(ACTIVITY) Output the opening lines of the records exactly. End with the line that contains "B. Pm-3m, 2".

((

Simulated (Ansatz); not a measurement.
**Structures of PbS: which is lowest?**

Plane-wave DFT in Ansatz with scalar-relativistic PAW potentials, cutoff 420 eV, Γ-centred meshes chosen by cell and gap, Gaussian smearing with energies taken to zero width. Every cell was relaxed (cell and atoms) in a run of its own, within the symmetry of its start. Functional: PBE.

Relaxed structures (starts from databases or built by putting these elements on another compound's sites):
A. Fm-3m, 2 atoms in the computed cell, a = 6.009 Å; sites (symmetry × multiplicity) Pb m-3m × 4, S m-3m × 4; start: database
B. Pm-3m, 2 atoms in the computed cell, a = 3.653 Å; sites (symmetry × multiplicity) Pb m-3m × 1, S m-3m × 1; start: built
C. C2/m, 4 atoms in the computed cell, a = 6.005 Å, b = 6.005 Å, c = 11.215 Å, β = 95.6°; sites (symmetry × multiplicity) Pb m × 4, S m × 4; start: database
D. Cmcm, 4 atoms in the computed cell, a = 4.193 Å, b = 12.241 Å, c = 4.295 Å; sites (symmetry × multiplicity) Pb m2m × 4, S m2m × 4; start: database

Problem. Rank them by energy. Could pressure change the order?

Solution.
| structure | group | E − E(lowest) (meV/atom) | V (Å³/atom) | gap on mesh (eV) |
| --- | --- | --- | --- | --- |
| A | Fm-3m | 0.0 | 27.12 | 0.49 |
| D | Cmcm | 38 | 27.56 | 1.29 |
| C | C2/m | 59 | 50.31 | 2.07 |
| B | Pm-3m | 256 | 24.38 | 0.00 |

))

(RESULT)
Simulated (Ansatz); not a measurement.
**Structures of PbS: which is lowest?**

Plane-wave DFT in Ansatz with scalar-relativistic PAW potentials, cutoff 420 eV, Γ-centred meshes chosen by cell and gap, Gaussian smearing with energies taken to zero width. Every cell was relaxed (cell and atoms) in a run of its own, within the symmetry of its start. Functional: PBE.

Relaxed structures (starts from databases or built by putting these elements on another compound's sites):
A. Fm-3m, 2 atoms in the computed cell, a = 6.009 Å; sites (symmetry × multiplicity) Pb m-3m × 4, S m-3m × 4; start: database
B. Pm-3m, 2 atoms in the computed cell, a = 3.653 Å; sites (symmetry × multiplicity) Pb m-3m × 1, S m-3m × 1; start: built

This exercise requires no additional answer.